**Dataset extract:**
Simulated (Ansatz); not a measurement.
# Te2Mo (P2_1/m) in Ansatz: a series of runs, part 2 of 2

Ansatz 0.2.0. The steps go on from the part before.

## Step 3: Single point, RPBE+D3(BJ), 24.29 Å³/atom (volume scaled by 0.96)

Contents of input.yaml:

**Work item:**
Retype all of the lines shown above, keeping each one exact.

**Task answer:**
Simulated (Ansatz); not a measurement.
# Te2Mo (P2_1/m) in Ansatz: a series of runs, part 2 of 2

Ansatz 0.2.0. The steps go on from the part before.

## Step 3: Single point, RPBE+D3(BJ), 24.29 Å³/atom (volume scaled by 0.96)

Contents of input.yaml:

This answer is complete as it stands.